DATA TO EXAMINE
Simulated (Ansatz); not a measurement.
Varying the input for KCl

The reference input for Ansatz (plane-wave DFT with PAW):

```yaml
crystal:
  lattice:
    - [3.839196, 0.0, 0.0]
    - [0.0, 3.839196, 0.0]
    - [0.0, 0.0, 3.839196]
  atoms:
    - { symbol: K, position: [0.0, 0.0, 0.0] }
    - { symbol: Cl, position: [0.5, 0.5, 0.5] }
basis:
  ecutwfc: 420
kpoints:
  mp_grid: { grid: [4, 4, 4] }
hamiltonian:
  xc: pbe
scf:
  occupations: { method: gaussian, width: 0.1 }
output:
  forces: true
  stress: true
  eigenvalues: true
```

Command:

BRIEF
From the first line to the last, copy the records exactly as they appear above.

TASK OUTPUT
Simulated (Ansatz); not a measurement.
Varying the input for KCl

The reference input for Ansatz (plane-wave DFT with PAW):

```yaml
crystal:
  lattice:
    - [3.839196, 0.0, 0.0]
    - [0.0, 3.839196, 0.0]
    - [0.0, 0.0, 3.839196]
  atoms:
    - { symbol: K, position: [0.0, 0.0, 0.0] }
    - { symbol: Cl, position: [0.5, 0.5, 0.5] }
basis:
  ecutwfc: 420
kpoints:
  mp_grid: { grid: [4, 4, 4] }
hamiltonian:
  xc: pbe
scf:
  occupations: { method: gaussian, width: 0.1 }
output:
  forces: true
  stress: true
  eigenvalues: true
```

Command:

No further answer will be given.